• WORK TASK: Reproduce exactly, and only, the lines running from the start of the entries below to the line containing "Task: Estimate the".

§ §

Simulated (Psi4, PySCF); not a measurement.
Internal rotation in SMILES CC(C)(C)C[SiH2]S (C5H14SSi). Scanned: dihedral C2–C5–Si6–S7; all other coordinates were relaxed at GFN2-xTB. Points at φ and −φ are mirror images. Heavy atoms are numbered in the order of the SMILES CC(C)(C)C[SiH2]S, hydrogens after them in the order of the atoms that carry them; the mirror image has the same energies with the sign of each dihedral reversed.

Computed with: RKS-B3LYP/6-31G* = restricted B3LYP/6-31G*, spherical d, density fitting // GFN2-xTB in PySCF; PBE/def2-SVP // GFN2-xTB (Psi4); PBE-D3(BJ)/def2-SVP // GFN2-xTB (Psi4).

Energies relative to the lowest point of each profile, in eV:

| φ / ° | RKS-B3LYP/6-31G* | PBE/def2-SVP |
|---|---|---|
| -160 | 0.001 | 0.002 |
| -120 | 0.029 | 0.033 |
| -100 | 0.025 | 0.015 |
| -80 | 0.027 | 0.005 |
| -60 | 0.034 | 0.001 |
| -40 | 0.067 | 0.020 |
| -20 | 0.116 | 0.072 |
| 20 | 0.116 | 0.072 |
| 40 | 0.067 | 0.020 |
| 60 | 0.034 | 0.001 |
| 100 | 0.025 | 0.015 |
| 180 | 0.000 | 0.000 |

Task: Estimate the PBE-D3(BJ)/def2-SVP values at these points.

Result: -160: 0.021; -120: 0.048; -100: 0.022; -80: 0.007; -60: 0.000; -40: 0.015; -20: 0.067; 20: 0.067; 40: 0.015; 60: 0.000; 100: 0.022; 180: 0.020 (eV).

§ §

• RESPONSE AREA:
Simulated (Psi4, PySCF); not a measurement.
Internal rotation in SMILES CC(C)(C)C[SiH2]S (C5H14SSi). Scanned: dihedral C2–C5–Si6–S7; all other coordinates were relaxed at GFN2-xTB. Points at φ and −φ are mirror images. Heavy atoms are numbered in the order of the SMILES CC(C)(C)C[SiH2]S, hydrogens after them in the order of the atoms that carry them; the mirror image has the same energies with the sign of each dihedral reversed.

Computed with: RKS-B3LYP/6-31G* = restricted B3LYP/6-31G*, spherical d, density fitting // GFN2-xTB in PySCF; PBE/def2-SVP // GFN2-xTB (Psi4); PBE-D3(BJ)/def2-SVP // GFN2-xTB (Psi4).

Energies relative to the lowest point of each profile, in eV:

| φ / ° | RKS-B3LYP/6-31G* | PBE/def2-SVP |
|---|---|---|
| -160 | 0.001 | 0.002 |
| -120 | 0.029 | 0.033 |
| -100 | 0.025 | 0.015 |
| -80 | 0.027 | 0.005 |
| -60 | 0.034 | 0.001 |
| -40 | 0.067 | 0.020 |
| -20 | 0.116 | 0.072 |
| 20 | 0.116 | 0.072 |
| 40 | 0.067 | 0.020 |
| 60 | 0.034 | 0.001 |
| 100 | 0.025 | 0.015 |
| 180 | 0.000 | 0.000 |

Task: Estimate the PBE-D3(BJ)/def2-SVP values at these points.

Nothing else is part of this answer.